• _Exercise_: Down to the final character, output the records below as they stand.

• _Data for analysis_:
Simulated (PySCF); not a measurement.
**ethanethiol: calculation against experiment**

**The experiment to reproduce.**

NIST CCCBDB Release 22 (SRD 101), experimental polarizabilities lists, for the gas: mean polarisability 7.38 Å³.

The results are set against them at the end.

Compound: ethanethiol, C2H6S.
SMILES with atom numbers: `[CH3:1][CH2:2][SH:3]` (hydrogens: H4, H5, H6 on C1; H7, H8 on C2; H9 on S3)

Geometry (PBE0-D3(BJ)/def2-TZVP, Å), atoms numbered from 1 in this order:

• _Exercise solution_:
Simulated (PySCF); not a measurement.
**ethanethiol: calculation against experiment**

**The experiment to reproduce.**

NIST CCCBDB Release 22 (SRD 101), experimental polarizabilities lists, for the gas: mean polarisability 7.38 Å³.

The results are set against them at the end.

Compound: ethanethiol, C2H6S.
SMILES with atom numbers: `[CH3:1][CH2:2][SH:3]` (hydrogens: H4, H5, H6 on C1; H7, H8 on C2; H9 on S3)

Geometry (PBE0-D3(BJ)/def2-TZVP, Å), atoms numbered from 1 in this order:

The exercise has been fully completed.